Brief >> Return all of the records exactly.

Provided information >>
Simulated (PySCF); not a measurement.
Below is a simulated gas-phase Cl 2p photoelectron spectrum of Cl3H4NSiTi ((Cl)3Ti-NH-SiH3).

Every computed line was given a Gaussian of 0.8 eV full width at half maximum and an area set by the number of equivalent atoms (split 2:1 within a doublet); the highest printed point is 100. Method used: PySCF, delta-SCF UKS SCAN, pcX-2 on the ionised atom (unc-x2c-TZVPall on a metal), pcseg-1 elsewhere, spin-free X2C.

Answer area >>
Simulated (PySCF); not a measurement.
Below is a simulated gas-phase Cl 2p photoelectron spectrum of Cl3H4NSiTi ((Cl)3Ti-NH-SiH3).

Every computed line was given a Gaussian of 0.8 eV full width at half maximum and an area set by the number of equivalent atoms (split 2:1 within a doublet); the highest printed point is 100. Method used: PySCF, delta-SCF UKS SCAN, pcX-2 on the ionised atom (unc-x2c-TZVPall on a metal), pcseg-1 elsewhere, spin-free X2C.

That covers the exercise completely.